## Action item
Exactly as written, output each record given below.

Segment Start: Entries supplied

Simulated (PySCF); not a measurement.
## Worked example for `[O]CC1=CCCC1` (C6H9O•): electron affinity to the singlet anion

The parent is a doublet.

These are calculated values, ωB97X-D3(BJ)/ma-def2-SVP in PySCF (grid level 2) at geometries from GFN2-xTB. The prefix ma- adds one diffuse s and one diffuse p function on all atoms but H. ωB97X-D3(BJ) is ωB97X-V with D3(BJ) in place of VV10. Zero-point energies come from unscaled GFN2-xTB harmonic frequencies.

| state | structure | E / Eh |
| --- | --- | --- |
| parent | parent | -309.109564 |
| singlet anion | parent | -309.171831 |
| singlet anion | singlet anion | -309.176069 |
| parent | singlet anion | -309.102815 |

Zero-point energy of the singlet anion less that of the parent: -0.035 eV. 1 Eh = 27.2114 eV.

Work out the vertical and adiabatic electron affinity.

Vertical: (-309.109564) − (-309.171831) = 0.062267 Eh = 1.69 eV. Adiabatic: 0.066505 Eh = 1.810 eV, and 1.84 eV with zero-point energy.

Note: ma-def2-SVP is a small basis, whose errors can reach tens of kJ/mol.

Segment End: Entries supplied

## Exercise result
Simulated (PySCF); not a measurement.
## Worked example for `[O]CC1=CCCC1` (C6H9O•): electron affinity to the singlet anion

The parent is a doublet.

These are calculated values, ωB97X-D3(BJ)/ma-def2-SVP in PySCF (grid level 2) at geometries from GFN2-xTB. The prefix ma- adds one diffuse s and one diffuse p function on all atoms but H. ωB97X-D3(BJ) is ωB97X-V with D3(BJ) in place of VV10. Zero-point energies come from unscaled GFN2-xTB harmonic frequencies.

| state | structure | E / Eh |
| --- | --- | --- |
| parent | parent | -309.109564 |
| singlet anion | parent | -309.171831 |
| singlet anion | singlet anion | -309.176069 |
| parent | singlet anion | -309.102815 |

Zero-point energy of the singlet anion less that of the parent: -0.035 eV. 1 Eh = 27.2114 eV.

Work out the vertical and adiabatic electron affinity.

Vertical: (-309.109564) − (-309.171831) = 0.062267 Eh = 1.69 eV. Adiabatic: 0.066505 Eh = 1.810 eV, and 1.84 eV with zero-point energy.

Note: ma-def2-SVP is a small basis, whose errors can reach tens of kJ/mol.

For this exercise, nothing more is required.